**MATERIAL PROVIDED**
▼▼▼
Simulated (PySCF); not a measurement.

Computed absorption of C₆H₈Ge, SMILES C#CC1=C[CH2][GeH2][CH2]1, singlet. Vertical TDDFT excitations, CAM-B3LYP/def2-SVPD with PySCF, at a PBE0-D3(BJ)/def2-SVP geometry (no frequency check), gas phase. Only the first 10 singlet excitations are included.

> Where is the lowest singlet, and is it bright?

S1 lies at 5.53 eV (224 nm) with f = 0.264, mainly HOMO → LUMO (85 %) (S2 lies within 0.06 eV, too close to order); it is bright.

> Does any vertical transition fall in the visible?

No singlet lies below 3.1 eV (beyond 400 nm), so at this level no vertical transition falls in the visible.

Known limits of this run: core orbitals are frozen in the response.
▲▲▲

**ASSIGNED TASK**
Every line above is to be duplicated exactly as shown.

**SOLUTION**
Simulated (PySCF); not a measurement.

Computed absorption of C₆H₈Ge, SMILES C#CC1=C[CH2][GeH2][CH2]1, singlet. Vertical TDDFT excitations, CAM-B3LYP/def2-SVPD with PySCF, at a PBE0-D3(BJ)/def2-SVP geometry (no frequency check), gas phase. Only the first 10 singlet excitations are included.

> Where is the lowest singlet, and is it bright?

S1 lies at 5.53 eV (224 nm) with f = 0.264, mainly HOMO → LUMO (85 %) (S2 lies within 0.06 eV, too close to order); it is bright.

> Does any vertical transition fall in the visible?

No singlet lies below 3.1 eV (beyond 400 nm), so at this level no vertical transition falls in the visible.

Known limits of this run: core orbitals are frozen in the response.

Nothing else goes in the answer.